Exercise: Each record is to be given again without alteration.

Data listing:
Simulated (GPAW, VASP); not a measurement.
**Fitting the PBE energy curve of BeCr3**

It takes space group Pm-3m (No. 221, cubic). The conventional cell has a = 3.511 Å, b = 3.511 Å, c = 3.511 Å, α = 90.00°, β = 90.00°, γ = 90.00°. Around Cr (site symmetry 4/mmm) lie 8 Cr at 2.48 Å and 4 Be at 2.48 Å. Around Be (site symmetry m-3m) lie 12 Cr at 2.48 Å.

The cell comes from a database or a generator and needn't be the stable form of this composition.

Written solution:
Simulated (GPAW, VASP); not a measurement.
**Fitting the PBE energy curve of BeCr3**

It takes space group Pm-3m (No. 221, cubic). The conventional cell has a = 3.511 Å, b = 3.511 Å, c = 3.511 Å, α = 90.00°, β = 90.00°, γ = 90.00°. Around Cr (site symmetry 4/mmm) lie 8 Cr at 2.48 Å and 4 Be at 2.48 Å. Around Be (site symmetry m-3m) lie 12 Cr at 2.48 Å.

The cell comes from a database or a generator and needn't be the stable form of this composition.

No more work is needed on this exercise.